### Requirement
The first line of the entries below, the line containing "These are results", and every line between them should be repeated exactly, and nothing else.

Material shown section start
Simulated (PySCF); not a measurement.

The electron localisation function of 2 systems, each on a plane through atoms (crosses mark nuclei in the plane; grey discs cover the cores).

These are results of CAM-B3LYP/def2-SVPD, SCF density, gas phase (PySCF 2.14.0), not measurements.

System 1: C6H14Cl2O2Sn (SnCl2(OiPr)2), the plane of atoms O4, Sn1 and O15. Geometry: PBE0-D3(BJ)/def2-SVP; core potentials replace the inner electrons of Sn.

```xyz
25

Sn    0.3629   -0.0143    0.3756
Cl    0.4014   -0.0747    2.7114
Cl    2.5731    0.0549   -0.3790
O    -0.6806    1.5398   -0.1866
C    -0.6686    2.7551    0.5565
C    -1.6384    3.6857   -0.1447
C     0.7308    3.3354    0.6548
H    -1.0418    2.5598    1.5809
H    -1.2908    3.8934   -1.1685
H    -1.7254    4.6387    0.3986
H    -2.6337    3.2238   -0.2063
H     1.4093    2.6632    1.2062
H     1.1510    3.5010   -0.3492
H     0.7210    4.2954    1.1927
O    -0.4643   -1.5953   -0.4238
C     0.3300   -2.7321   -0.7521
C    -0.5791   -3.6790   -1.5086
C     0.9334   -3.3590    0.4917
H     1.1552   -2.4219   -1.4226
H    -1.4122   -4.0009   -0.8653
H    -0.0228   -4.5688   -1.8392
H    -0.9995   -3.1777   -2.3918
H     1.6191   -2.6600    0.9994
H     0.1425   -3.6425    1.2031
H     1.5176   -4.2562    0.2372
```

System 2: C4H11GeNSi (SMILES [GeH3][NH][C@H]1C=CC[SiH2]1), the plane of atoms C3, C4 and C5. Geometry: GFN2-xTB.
Material shown section end

### Expected answer
Simulated (PySCF); not a measurement.

The electron localisation function of 2 systems, each on a plane through atoms (crosses mark nuclei in the plane; grey discs cover the cores).

These are results of CAM-B3LYP/def2-SVPD, SCF density, gas phase (PySCF 2.14.0), not measurements.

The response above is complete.